Dataset excerpts:
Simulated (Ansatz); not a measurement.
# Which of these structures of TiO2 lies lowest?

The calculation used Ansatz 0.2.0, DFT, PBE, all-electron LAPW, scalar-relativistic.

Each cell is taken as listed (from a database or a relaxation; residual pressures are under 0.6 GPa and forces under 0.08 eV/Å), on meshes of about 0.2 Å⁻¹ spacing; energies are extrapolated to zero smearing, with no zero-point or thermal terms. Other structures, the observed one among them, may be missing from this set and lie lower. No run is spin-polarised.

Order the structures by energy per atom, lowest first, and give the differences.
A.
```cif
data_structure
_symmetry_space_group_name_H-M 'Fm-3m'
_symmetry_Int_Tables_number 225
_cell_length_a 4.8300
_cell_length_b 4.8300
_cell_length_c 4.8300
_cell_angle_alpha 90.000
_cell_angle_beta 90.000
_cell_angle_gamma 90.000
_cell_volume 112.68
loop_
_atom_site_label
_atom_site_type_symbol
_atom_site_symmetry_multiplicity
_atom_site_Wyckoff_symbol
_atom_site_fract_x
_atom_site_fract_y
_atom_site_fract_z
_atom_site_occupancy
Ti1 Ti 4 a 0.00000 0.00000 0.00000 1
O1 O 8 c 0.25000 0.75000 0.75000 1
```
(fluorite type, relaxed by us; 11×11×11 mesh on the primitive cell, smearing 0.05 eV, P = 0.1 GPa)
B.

Assignment: All the material above should be copied word for word.

Written solution:
Simulated (Ansatz); not a measurement.
# Which of these structures of TiO2 lies lowest?

The calculation used Ansatz 0.2.0, DFT, PBE, all-electron LAPW, scalar-relativistic.

Each cell is taken as listed (from a database or a relaxation; residual pressures are under 0.6 GPa and forces under 0.08 eV/Å), on meshes of about 0.2 Å⁻¹ spacing; energies are extrapolated to zero smearing, with no zero-point or thermal terms. Other structures, the observed one among them, may be missing from this set and lie lower. No run is spin-polarised.

Order the structures by energy per atom, lowest first, and give the differences.
A.
```cif
data_structure
_symmetry_space_group_name_H-M 'Fm-3m'
_symmetry_Int_Tables_number 225
_cell_length_a 4.8300
_cell_length_b 4.8300
_cell_length_c 4.8300
_cell_angle_alpha 90.000
_cell_angle_beta 90.000
_cell_angle_gamma 90.000
_cell_volume 112.68
loop_
_atom_site_label
_atom_site_type_symbol
_atom_site_symmetry_multiplicity
_atom_site_Wyckoff_symbol
_atom_site_fract_x
_atom_site_fract_y
_atom_site_fract_z
_atom_site_occupancy
Ti1 Ti 4 a 0.00000 0.00000 0.00000 1
O1 O 8 c 0.25000 0.75000 0.75000 1
```
(fluorite type, relaxed by us; 11×11×11 mesh on the primitive cell, smearing 0.05 eV, P = 0.1 GPa)
B.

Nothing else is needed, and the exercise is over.